**RECORDED DATA:**
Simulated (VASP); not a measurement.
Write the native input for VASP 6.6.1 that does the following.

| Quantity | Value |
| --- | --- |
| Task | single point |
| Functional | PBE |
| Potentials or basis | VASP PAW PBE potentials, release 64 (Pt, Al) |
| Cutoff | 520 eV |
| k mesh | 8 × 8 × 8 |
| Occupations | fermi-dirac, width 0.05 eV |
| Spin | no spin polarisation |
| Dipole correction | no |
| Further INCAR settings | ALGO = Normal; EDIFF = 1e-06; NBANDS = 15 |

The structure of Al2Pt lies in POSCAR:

**ACTIVITY:**
The answer is all of the material, given again exactly.

**ANSWER BOX:**
Simulated (VASP); not a measurement.
Write the native input for VASP 6.6.1 that does the following.

| Quantity | Value |
| --- | --- |
| Task | single point |
| Functional | PBE |
| Potentials or basis | VASP PAW PBE potentials, release 64 (Pt, Al) |
| Cutoff | 520 eV |
| k mesh | 8 × 8 × 8 |
| Occupations | fermi-dirac, width 0.05 eV |
| Spin | no spin polarisation |
| Dipole correction | no |
| Further INCAR settings | ALGO = Normal; EDIFF = 1e-06; NBANDS = 15 |

The structure of Al2Pt lies in POSCAR:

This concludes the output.